(DATA SHOWN begins)

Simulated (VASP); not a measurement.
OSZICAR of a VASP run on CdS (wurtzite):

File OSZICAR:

(DATA SHOWN ends)

- _ASSIGNED TASK_
Go through the data above from its first line and copy each line exactly, stopping once the line with "OSZICAR of a" has been copied.

- _RESPONSE_
Simulated (VASP); not a measurement.
OSZICAR of a VASP run on CdS (wurtzite):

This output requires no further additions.